Work request >>
All entries must be transcribed without a single difference.

Entries shown >>
▬▬▬▬▬▬

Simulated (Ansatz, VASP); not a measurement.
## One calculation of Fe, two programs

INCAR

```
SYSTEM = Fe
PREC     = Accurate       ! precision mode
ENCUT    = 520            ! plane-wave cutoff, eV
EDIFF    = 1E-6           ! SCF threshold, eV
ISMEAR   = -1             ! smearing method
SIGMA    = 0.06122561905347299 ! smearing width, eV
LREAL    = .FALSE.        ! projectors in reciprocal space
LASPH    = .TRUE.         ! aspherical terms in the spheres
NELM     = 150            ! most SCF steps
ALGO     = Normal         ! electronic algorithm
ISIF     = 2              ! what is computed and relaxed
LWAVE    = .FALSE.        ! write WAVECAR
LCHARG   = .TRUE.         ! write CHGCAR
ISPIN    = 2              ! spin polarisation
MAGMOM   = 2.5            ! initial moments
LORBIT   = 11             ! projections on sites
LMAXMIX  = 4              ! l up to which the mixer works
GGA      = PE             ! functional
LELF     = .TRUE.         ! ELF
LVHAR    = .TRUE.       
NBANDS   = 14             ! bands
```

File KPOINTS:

▬▬▬▬▬▬

Problem solution >>
Simulated (Ansatz, VASP); not a measurement.
## One calculation of Fe, two programs

INCAR

```
SYSTEM = Fe
PREC     = Accurate       ! precision mode
ENCUT    = 520            ! plane-wave cutoff, eV
EDIFF    = 1E-6           ! SCF threshold, eV
ISMEAR   = -1             ! smearing method
SIGMA    = 0.06122561905347299 ! smearing width, eV
LREAL    = .FALSE.        ! projectors in reciprocal space
LASPH    = .TRUE.         ! aspherical terms in the spheres
NELM     = 150            ! most SCF steps
ALGO     = Normal         ! electronic algorithm
ISIF     = 2              ! what is computed and relaxed
LWAVE    = .FALSE.        ! write WAVECAR
LCHARG   = .TRUE.         ! write CHGCAR
ISPIN    = 2              ! spin polarisation
MAGMOM   = 2.5            ! initial moments
LORBIT   = 11             ! projections on sites
LMAXMIX  = 4              ! l up to which the mixer works
GGA      = PE             ! functional
LELF     = .TRUE.         ! ELF
LVHAR    = .TRUE.       
NBANDS   = 14             ! bands
```

File KPOINTS:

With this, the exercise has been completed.